- EXTRACTED RECORDS:
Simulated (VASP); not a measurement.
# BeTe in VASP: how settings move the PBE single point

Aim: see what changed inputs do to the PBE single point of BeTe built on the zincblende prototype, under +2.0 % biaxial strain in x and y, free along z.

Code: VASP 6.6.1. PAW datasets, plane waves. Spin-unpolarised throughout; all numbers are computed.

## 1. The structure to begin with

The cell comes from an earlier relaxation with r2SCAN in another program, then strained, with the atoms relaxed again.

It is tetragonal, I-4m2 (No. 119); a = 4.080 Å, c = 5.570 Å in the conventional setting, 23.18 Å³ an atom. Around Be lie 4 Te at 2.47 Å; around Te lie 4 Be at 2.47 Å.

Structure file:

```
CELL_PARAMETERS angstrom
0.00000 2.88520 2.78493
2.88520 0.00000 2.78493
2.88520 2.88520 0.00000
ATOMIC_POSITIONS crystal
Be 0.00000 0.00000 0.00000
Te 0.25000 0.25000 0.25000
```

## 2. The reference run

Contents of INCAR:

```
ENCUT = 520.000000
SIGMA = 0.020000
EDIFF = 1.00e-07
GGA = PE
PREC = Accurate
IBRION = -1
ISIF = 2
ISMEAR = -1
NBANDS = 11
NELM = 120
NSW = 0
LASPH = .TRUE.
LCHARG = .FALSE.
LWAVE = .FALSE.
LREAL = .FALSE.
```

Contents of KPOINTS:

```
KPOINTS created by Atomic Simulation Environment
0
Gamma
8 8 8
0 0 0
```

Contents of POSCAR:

- WORK REQUEST: Set all of the records down again, exactly as they stand.

- YOUR RESPONSE:
Simulated (VASP); not a measurement.
# BeTe in VASP: how settings move the PBE single point

Aim: see what changed inputs do to the PBE single point of BeTe built on the zincblende prototype, under +2.0 % biaxial strain in x and y, free along z.

Code: VASP 6.6.1. PAW datasets, plane waves. Spin-unpolarised throughout; all numbers are computed.

## 1. The structure to begin with

The cell comes from an earlier relaxation with r2SCAN in another program, then strained, with the atoms relaxed again.

It is tetragonal, I-4m2 (No. 119); a = 4.080 Å, c = 5.570 Å in the conventional setting, 23.18 Å³ an atom. Around Be lie 4 Te at 2.47 Å; around Te lie 4 Be at 2.47 Å.

Structure file:

```
CELL_PARAMETERS angstrom
0.00000 2.88520 2.78493
2.88520 0.00000 2.78493
2.88520 2.88520 0.00000
ATOMIC_POSITIONS crystal
Be 0.00000 0.00000 0.00000
Te 0.25000 0.25000 0.25000
```

## 2. The reference run

Contents of INCAR:

```
ENCUT = 520.000000
SIGMA = 0.020000
EDIFF = 1.00e-07
GGA = PE
PREC = Accurate
IBRION = -1
ISIF = 2
ISMEAR = -1
NBANDS = 11
NELM = 120
NSW = 0
LASPH = .TRUE.
LCHARG = .FALSE.
LWAVE = .FALSE.
LREAL = .FALSE.
```

Contents of KPOINTS:

```
KPOINTS created by Atomic Simulation Environment
0
Gamma
8 8 8
0 0 0
```

Contents of POSCAR:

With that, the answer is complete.